# Brief:
Repeat the lines of the data that follow, please, starting at the first and stopping after the one with "Potentials or basis: VASP".

# Recorded information:
►

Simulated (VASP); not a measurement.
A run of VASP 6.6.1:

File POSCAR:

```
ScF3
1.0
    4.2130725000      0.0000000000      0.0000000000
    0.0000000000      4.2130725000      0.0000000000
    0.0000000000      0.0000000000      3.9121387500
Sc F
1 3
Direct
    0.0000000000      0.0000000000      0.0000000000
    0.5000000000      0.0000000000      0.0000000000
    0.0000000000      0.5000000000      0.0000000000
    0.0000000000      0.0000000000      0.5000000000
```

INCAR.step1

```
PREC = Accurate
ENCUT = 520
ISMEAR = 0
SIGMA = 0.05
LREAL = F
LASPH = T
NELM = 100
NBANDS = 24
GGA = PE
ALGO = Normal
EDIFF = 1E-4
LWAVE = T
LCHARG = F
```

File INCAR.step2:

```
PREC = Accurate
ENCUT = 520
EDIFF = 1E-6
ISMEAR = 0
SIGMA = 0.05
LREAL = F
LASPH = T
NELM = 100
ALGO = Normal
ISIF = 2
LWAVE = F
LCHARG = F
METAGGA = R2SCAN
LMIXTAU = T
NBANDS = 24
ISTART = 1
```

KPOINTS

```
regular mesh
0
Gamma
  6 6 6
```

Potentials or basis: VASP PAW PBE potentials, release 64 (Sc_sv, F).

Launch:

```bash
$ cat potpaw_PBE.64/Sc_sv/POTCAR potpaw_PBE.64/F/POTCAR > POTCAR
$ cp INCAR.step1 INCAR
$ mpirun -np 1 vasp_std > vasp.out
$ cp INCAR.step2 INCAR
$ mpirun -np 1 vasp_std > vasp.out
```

◄

# Response box:
Simulated (VASP); not a measurement.
A run of VASP 6.6.1:

File POSCAR:

```
ScF3
1.0
    4.2130725000      0.0000000000      0.0000000000
    0.0000000000      4.2130725000      0.0000000000
    0.0000000000      0.0000000000      3.9121387500
Sc F
1 3
Direct
    0.0000000000      0.0000000000      0.0000000000
    0.5000000000      0.0000000000      0.0000000000
    0.0000000000      0.5000000000      0.0000000000
    0.0000000000      0.0000000000      0.5000000000
```

INCAR.step1

```
PREC = Accurate
ENCUT = 520
ISMEAR = 0
SIGMA = 0.05
LREAL = F
LASPH = T
NELM = 100
NBANDS = 24
GGA = PE
ALGO = Normal
EDIFF = 1E-4
LWAVE = T
LCHARG = F
```

File INCAR.step2:

```
PREC = Accurate
ENCUT = 520
EDIFF = 1E-6
ISMEAR = 0
SIGMA = 0.05
LREAL = F
LASPH = T
NELM = 100
ALGO = Normal
ISIF = 2
LWAVE = F
LCHARG = F
METAGGA = R2SCAN
LMIXTAU = T
NBANDS = 24
ISTART = 1
```

KPOINTS

```
regular mesh
0
Gamma
  6 6 6
```

Potentials or basis: VASP PAW PBE potentials, release 64 (Sc_sv, F).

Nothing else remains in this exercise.